Dataset records:
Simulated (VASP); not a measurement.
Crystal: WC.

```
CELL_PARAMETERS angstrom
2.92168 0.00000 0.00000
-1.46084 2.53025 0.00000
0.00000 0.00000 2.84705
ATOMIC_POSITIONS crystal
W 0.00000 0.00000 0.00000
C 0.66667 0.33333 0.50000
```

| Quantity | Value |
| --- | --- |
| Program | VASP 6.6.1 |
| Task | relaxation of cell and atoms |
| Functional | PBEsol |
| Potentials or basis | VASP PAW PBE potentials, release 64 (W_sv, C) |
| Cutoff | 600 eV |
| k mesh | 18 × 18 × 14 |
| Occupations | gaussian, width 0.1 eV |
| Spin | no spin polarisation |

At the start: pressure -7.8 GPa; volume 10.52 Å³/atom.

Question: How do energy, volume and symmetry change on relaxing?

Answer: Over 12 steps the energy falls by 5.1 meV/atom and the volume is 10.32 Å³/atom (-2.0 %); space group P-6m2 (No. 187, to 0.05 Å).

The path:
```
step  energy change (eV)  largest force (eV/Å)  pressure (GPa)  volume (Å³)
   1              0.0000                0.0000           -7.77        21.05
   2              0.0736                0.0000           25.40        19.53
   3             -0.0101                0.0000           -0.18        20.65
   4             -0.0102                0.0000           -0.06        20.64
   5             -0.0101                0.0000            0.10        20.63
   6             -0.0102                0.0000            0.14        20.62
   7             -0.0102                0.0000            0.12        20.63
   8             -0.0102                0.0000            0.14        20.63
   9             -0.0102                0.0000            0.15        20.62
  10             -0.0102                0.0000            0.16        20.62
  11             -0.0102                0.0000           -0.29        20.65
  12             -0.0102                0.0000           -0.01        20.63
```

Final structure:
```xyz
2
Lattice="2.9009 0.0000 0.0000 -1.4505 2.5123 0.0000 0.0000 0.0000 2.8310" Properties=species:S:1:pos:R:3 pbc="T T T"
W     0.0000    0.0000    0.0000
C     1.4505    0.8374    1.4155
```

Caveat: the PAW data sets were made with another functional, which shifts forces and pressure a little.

Required action: Reproduce, exactly as they stand in the data above, the lines from the one that holds "VASP 6.6.1 |" to the one that holds "spin polarisation |", inclusive.

Exercise answer:
| Program | VASP 6.6.1 |
| Task | relaxation of cell and atoms |
| Functional | PBEsol |
| Potentials or basis | VASP PAW PBE potentials, release 64 (W_sv, C) |
| Cutoff | 600 eV |
| k mesh | 18 × 18 × 14 |
| Occupations | gaussian, width 0.1 eV |
| Spin | no spin polarisation |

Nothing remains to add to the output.